=== Activity ===
Write out the listing below exactly, beginning at its first line and ending with the line that contains "Pressure (GPa): 0.6.".

=== Record excerpts ===
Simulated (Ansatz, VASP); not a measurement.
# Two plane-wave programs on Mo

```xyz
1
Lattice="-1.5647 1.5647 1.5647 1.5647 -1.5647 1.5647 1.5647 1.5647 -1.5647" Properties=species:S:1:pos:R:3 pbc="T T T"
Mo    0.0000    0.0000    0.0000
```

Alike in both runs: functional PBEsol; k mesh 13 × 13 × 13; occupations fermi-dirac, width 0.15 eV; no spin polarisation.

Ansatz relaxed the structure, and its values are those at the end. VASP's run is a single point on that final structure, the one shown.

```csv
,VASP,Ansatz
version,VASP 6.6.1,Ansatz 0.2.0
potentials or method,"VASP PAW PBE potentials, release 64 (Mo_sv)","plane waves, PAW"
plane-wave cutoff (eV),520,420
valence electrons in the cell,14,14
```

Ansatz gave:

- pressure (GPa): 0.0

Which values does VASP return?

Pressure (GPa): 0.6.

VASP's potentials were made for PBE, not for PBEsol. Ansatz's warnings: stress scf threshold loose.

=== Written answer ===
Simulated (Ansatz, VASP); not a measurement.
# Two plane-wave programs on Mo

```xyz
1
Lattice="-1.5647 1.5647 1.5647 1.5647 -1.5647 1.5647 1.5647 1.5647 -1.5647" Properties=species:S:1:pos:R:3 pbc="T T T"
Mo    0.0000    0.0000    0.0000
```

Alike in both runs: functional PBEsol; k mesh 13 × 13 × 13; occupations fermi-dirac, width 0.15 eV; no spin polarisation.

Ansatz relaxed the structure, and its values are those at the end. VASP's run is a single point on that final structure, the one shown.

```csv
,VASP,Ansatz
version,VASP 6.6.1,Ansatz 0.2.0
potentials or method,"VASP PAW PBE potentials, release 64 (Mo_sv)","plane waves, PAW"
plane-wave cutoff (eV),520,420
valence electrons in the cell,14,14
```

Ansatz gave:

- pressure (GPa): 0.0

Which values does VASP return?

Pressure (GPa): 0.6.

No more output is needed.